■ Requirement ■
Each line of the listing below, from the very first to the one that contains "From 675 °C", is to be retyped exactly as it stands.

■ Extracted data ■
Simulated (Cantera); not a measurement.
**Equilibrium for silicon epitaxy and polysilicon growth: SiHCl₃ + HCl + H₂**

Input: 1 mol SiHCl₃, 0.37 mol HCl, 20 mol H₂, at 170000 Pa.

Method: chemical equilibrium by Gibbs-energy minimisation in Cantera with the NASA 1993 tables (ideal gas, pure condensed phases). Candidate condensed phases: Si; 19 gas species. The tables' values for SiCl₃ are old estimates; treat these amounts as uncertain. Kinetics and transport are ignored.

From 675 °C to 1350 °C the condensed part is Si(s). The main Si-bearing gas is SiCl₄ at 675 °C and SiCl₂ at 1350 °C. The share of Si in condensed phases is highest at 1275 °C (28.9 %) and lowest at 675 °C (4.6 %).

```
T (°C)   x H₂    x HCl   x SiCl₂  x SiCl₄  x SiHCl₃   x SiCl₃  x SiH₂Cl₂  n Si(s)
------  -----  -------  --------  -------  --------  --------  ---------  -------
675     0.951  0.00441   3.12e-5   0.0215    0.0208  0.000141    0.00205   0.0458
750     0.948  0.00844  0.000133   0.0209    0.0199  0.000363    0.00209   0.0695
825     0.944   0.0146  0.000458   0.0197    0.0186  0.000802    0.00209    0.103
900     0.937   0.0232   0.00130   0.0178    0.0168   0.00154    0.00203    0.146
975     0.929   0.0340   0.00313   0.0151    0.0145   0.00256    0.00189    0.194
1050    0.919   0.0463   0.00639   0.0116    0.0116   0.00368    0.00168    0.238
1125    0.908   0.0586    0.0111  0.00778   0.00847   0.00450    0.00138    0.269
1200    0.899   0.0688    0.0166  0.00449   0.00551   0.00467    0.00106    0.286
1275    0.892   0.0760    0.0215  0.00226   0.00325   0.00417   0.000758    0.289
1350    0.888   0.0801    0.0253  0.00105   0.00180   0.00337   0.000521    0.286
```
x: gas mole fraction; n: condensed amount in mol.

■ Exercise output ■
Simulated (Cantera); not a measurement.
**Equilibrium for silicon epitaxy and polysilicon growth: SiHCl₃ + HCl + H₂**

Input: 1 mol SiHCl₃, 0.37 mol HCl, 20 mol H₂, at 170000 Pa.

Method: chemical equilibrium by Gibbs-energy minimisation in Cantera with the NASA 1993 tables (ideal gas, pure condensed phases). Candidate condensed phases: Si; 19 gas species. The tables' values for SiCl₃ are old estimates; treat these amounts as uncertain. Kinetics and transport are ignored.

From 675 °C to 1350 °C the condensed part is Si(s). The main Si-bearing gas is SiCl₄ at 675 °C and SiCl₂ at 1350 °C. The share of Si in condensed phases is highest at 1275 °C (28.9 %) and lowest at 675 °C (4.6 %).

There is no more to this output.